Action item: Stop after the line with "The cell is a database's computed one."; until then, please copy every line of the records word for word from the first.

(Dataset extract)

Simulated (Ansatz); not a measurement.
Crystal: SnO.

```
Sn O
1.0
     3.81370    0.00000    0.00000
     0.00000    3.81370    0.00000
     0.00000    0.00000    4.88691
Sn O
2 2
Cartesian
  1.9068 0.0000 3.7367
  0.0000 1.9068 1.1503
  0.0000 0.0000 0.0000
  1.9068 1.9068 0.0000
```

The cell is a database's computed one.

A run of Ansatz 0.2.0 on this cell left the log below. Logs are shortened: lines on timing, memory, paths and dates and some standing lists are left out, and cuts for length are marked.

(End Dataset extract)

Solution:
Simulated (Ansatz); not a measurement.
Crystal: SnO.

```
Sn O
1.0
     3.81370    0.00000    0.00000
     0.00000    3.81370    0.00000
     0.00000    0.00000    4.88691
Sn O
2 2
Cartesian
  1.9068 0.0000 3.7367
  0.0000 1.9068 1.1503
  0.0000 0.0000 0.0000
  1.9068 1.9068 0.0000
```

The cell is a database's computed one.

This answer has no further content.